§ **DATA RECORDS**
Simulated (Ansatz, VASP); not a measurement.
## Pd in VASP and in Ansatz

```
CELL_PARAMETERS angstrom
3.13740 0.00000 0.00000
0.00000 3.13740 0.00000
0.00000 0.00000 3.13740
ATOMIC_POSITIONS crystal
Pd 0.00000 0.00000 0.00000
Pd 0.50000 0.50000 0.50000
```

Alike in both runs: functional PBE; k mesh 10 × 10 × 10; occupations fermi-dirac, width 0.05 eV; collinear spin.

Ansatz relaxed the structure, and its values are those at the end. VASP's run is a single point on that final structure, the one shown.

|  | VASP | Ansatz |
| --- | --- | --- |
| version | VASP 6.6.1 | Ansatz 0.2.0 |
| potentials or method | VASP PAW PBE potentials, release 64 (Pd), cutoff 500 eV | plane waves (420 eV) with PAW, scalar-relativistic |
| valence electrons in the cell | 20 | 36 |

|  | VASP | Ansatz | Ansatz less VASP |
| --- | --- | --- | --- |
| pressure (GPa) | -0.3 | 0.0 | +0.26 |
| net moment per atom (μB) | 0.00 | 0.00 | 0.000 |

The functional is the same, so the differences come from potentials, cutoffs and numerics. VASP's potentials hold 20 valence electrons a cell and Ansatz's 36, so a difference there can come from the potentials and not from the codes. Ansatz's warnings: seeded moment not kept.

§ **WORK TASK**
The answer is the lines above between the line holding "Ansatz 0.2.0 |" and the line holding "0.00 | 0.000 |", inclusive, each written out exactly, and no others.

§ **RESPONSE BOX**
| version | VASP 6.6.1 | Ansatz 0.2.0 |
| potentials or method | VASP PAW PBE potentials, release 64 (Pd), cutoff 500 eV | plane waves (420 eV) with PAW, scalar-relativistic |
| valence electrons in the cell | 20 | 36 |

|  | VASP | Ansatz | Ansatz less VASP |
| --- | --- | --- | --- |
| pressure (GPa) | -0.3 | 0.0 | +0.26 |
| net moment per atom (μB) | 0.00 | 0.00 | 0.000 |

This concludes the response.